== RECORDED DATA ==
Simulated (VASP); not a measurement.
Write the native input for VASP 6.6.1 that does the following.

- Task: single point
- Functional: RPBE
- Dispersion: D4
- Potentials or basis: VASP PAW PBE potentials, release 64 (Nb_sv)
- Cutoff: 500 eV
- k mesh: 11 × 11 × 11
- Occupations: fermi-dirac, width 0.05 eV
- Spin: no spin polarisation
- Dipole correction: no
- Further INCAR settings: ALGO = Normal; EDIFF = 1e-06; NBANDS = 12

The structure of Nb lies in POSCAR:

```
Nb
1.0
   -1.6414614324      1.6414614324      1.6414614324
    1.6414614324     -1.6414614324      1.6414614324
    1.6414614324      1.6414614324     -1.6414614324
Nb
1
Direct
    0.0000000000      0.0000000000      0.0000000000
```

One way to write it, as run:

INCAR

== WORK REQUEST ==
Please give back all of the records exactly as written.

== TASK RESPONSE ==
Simulated (VASP); not a measurement.
Write the native input for VASP 6.6.1 that does the following.

- Task: single point
- Functional: RPBE
- Dispersion: D4
- Potentials or basis: VASP PAW PBE potentials, release 64 (Nb_sv)
- Cutoff: 500 eV
- k mesh: 11 × 11 × 11
- Occupations: fermi-dirac, width 0.05 eV
- Spin: no spin polarisation
- Dipole correction: no
- Further INCAR settings: ALGO = Normal; EDIFF = 1e-06; NBANDS = 12

The structure of Nb lies in POSCAR:

```
Nb
1.0
   -1.6414614324      1.6414614324      1.6414614324
    1.6414614324     -1.6414614324      1.6414614324
    1.6414614324      1.6414614324     -1.6414614324
Nb
1
Direct
    0.0000000000      0.0000000000      0.0000000000
```

One way to write it, as run:

INCAR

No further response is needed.